....

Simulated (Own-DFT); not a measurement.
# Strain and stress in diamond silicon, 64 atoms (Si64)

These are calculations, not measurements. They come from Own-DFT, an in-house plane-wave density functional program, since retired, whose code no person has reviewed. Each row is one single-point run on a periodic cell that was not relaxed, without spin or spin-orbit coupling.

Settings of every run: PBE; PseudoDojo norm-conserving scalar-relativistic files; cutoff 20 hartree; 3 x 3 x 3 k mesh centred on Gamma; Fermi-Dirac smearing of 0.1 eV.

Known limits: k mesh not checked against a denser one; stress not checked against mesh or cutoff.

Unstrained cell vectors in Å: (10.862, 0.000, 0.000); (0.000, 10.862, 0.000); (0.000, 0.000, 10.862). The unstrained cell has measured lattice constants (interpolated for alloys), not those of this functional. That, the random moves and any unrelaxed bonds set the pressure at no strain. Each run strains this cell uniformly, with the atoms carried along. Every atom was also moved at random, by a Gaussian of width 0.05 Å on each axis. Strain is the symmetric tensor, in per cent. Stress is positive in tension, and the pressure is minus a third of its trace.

....

Work item - Each line from the first line of the listing through the line with "These are calculations, not" must be output exactly, both ends included, and no other line may appear.

Your solution -
Simulated (Own-DFT); not a measurement.
# Strain and stress in diamond silicon, 64 atoms (Si64)

These are calculations, not measurements. They come from Own-DFT, an in-house plane-wave density functional program, since retired, whose code no person has reviewed. Each row is one single-point run on a periodic cell that was not relaxed, without spin or spin-orbit coupling.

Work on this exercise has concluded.